================
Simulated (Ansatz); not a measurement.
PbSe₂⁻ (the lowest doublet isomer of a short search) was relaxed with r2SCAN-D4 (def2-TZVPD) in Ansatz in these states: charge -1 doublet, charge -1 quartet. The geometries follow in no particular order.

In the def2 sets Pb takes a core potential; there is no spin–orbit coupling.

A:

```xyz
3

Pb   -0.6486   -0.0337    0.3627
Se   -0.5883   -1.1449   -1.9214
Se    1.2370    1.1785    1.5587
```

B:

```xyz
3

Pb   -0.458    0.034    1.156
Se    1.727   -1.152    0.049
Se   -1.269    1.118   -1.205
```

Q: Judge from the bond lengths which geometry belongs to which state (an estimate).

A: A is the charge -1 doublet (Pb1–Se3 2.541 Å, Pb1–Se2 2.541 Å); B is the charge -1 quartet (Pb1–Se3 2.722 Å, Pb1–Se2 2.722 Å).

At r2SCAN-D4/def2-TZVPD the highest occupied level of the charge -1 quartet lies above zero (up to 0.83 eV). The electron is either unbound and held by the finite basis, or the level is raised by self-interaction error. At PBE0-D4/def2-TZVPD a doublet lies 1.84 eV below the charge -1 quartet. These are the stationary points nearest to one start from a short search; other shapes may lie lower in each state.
================

Produce the lines from the top of the listing through the "A: A is the" line exactly as they appear, with no additional output.

Simulated (Ansatz); not a measurement.
PbSe₂⁻ (the lowest doublet isomer of a short search) was relaxed with r2SCAN-D4 (def2-TZVPD) in Ansatz in these states: charge -1 doublet, charge -1 quartet. The geometries follow in no particular order.

In the def2 sets Pb takes a core potential; there is no spin–orbit coupling.

A:

```xyz
3

Pb   -0.6486   -0.0337    0.3627
Se   -0.5883   -1.1449   -1.9214
Se    1.2370    1.1785    1.5587
```

B:

```xyz
3

Pb   -0.458    0.034    1.156
Se    1.727   -1.152    0.049
Se   -1.269    1.118   -1.205
```

Q: Judge from the bond lengths which geometry belongs to which state (an estimate).

A: A is the charge -1 doublet (Pb1–Se3 2.541 Å, Pb1–Se2 2.541 Å); B is the charge -1 quartet (Pb1–Se3 2.722 Å, Pb1–Se2 2.722 Å).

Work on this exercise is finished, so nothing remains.